- Work item:
Starting at the top of the entries below, set down each line exactly as written, and stop after the line containing "C. MS-CASPT2, IPEA".

-- Opening Marker --
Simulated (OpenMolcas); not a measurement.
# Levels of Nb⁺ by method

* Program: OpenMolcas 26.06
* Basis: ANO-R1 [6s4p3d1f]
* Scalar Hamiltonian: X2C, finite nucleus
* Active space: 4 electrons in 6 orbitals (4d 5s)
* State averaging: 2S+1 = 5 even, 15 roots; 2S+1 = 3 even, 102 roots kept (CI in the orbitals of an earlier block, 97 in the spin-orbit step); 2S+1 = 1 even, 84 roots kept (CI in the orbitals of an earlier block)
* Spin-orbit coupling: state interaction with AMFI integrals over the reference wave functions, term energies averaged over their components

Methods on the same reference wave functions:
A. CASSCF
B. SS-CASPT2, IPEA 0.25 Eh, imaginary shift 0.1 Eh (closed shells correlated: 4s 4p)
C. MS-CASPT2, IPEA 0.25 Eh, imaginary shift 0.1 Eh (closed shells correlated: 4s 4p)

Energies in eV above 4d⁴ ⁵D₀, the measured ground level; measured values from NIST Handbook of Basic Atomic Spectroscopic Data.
-- Closing Marker --

- Task response:
Simulated (OpenMolcas); not a measurement.
# Levels of Nb⁺ by method

* Program: OpenMolcas 26.06
* Basis: ANO-R1 [6s4p3d1f]
* Scalar Hamiltonian: X2C, finite nucleus
* Active space: 4 electrons in 6 orbitals (4d 5s)
* State averaging: 2S+1 = 5 even, 15 roots; 2S+1 = 3 even, 102 roots kept (CI in the orbitals of an earlier block, 97 in the spin-orbit step); 2S+1 = 1 even, 84 roots kept (CI in the orbitals of an earlier block)
* Spin-orbit coupling: state interaction with AMFI integrals over the reference wave functions, term energies averaged over their components

Methods on the same reference wave functions:
A. CASSCF
B. SS-CASPT2, IPEA 0.25 Eh, imaginary shift 0.1 Eh (closed shells correlated: 4s 4p)
C. MS-CASPT2, IPEA 0.25 Eh, imaginary shift 0.1 Eh (closed shells correlated: 4s 4p)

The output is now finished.